· · ·

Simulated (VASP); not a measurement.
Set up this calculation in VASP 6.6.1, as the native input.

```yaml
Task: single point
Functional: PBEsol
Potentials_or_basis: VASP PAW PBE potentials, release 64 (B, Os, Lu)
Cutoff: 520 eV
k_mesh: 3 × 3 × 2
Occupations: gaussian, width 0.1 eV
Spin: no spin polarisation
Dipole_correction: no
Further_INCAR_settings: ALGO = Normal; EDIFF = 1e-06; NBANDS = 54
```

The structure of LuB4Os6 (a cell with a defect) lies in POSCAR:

· · ·

Requirement: A word-for-word copy of all the entries above is required.

Response:
Simulated (VASP); not a measurement.
Set up this calculation in VASP 6.6.1, as the native input.

```yaml
Task: single point
Functional: PBEsol
Potentials_or_basis: VASP PAW PBE potentials, release 64 (B, Os, Lu)
Cutoff: 520 eV
k_mesh: 3 × 3 × 2
Occupations: gaussian, width 0.1 eV
Spin: no spin polarisation
Dipole_correction: no
Further_INCAR_settings: ALGO = Normal; EDIFF = 1e-06; NBANDS = 54
```

The structure of LuB4Os6 (a cell with a defect) lies in POSCAR:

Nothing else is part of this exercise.